> Task item
Can you print every record below exactly as written?

> Dataset extract
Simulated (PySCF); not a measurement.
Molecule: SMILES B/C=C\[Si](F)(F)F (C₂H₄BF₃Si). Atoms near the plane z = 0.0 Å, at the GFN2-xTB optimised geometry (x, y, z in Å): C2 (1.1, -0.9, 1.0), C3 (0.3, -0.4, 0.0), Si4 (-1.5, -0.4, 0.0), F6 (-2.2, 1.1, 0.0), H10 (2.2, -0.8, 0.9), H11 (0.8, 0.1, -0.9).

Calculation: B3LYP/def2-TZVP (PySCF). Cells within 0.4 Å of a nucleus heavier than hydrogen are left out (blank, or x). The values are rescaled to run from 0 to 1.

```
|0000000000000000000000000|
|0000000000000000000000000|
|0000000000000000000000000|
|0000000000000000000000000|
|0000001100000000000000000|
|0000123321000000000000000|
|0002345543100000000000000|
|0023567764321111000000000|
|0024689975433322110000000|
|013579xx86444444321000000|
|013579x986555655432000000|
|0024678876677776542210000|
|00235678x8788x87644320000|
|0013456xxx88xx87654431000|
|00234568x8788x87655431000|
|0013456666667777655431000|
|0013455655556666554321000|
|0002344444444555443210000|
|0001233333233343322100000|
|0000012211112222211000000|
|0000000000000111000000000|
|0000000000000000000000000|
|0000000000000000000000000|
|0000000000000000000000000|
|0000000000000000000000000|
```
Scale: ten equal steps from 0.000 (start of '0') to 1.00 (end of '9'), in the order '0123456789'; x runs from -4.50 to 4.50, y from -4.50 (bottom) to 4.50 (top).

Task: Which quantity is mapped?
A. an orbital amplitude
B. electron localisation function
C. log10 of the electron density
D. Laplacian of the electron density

> Written response
Simulated (PySCF); not a measurement.
Molecule: SMILES B/C=C\[Si](F)(F)F (C₂H₄BF₃Si). Atoms near the plane z = 0.0 Å, at the GFN2-xTB optimised geometry (x, y, z in Å): C2 (1.1, -0.9, 1.0), C3 (0.3, -0.4, 0.0), Si4 (-1.5, -0.4, 0.0), F6 (-2.2, 1.1, 0.0), H10 (2.2, -0.8, 0.9), H11 (0.8, 0.1, -0.9).

Calculation: B3LYP/def2-TZVP (PySCF). Cells within 0.4 Å of a nucleus heavier than hydrogen are left out (blank, or x). The values are rescaled to run from 0 to 1.

```
|0000000000000000000000000|
|0000000000000000000000000|
|0000000000000000000000000|
|0000000000000000000000000|
|0000001100000000000000000|
|0000123321000000000000000|
|0002345543100000000000000|
|0023567764321111000000000|
|0024689975433322110000000|
|013579xx86444444321000000|
|013579x986555655432000000|
|0024678876677776542210000|
|00235678x8788x87644320000|
|0013456xxx88xx87654431000|
|00234568x8788x87655431000|
|0013456666667777655431000|
|0013455655556666554321000|
|0002344444444555443210000|
|0001233333233343322100000|
|0000012211112222211000000|
|0000000000000111000000000|
|0000000000000000000000000|
|0000000000000000000000000|
|0000000000000000000000000|
|0000000000000000000000000|
```
Scale: ten equal steps from 0.000 (start of '0') to 1.00 (end of '9'), in the order '0123456789'; x runs from -4.50 to 4.50, y from -4.50 (bottom) to 4.50 (top).

Task: Which quantity is mapped?
A. an orbital amplitude
B. electron localisation function
C. log10 of the electron density
D. Laplacian of the electron density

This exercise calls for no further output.